-=-=-

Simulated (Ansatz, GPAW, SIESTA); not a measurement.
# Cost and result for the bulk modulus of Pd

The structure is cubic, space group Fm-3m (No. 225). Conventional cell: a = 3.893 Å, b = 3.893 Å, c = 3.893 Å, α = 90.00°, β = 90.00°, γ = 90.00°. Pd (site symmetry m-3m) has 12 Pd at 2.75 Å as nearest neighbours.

-=-=-

*Brief*: Transcribe the material so that every line matches the original exactly.

*Solution*:
Simulated (Ansatz, GPAW, SIESTA); not a measurement.
# Cost and result for the bulk modulus of Pd

The structure is cubic, space group Fm-3m (No. 225). Conventional cell: a = 3.893 Å, b = 3.893 Å, c = 3.893 Å, α = 90.00°, β = 90.00°, γ = 90.00°. Pd (site symmetry m-3m) has 12 Pd at 2.75 Å as nearest neighbours.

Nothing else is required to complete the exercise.